§ Work instruction
The response should be an exact repetition of all the entries.

==== Information shown ====

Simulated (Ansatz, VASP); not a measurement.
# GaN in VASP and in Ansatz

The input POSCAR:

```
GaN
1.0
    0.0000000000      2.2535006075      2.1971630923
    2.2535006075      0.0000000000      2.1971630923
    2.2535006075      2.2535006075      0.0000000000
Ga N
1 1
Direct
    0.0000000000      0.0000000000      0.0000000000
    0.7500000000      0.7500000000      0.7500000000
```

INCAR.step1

====

§ Answer box
Simulated (Ansatz, VASP); not a measurement.
# GaN in VASP and in Ansatz

The input POSCAR:

```
GaN
1.0
    0.0000000000      2.2535006075      2.1971630923
    2.2535006075      0.0000000000      2.1971630923
    2.2535006075      2.2535006075      0.0000000000
Ga N
1 1
Direct
    0.0000000000      0.0000000000      0.0000000000
    0.7500000000      0.7500000000      0.7500000000
```

INCAR.step1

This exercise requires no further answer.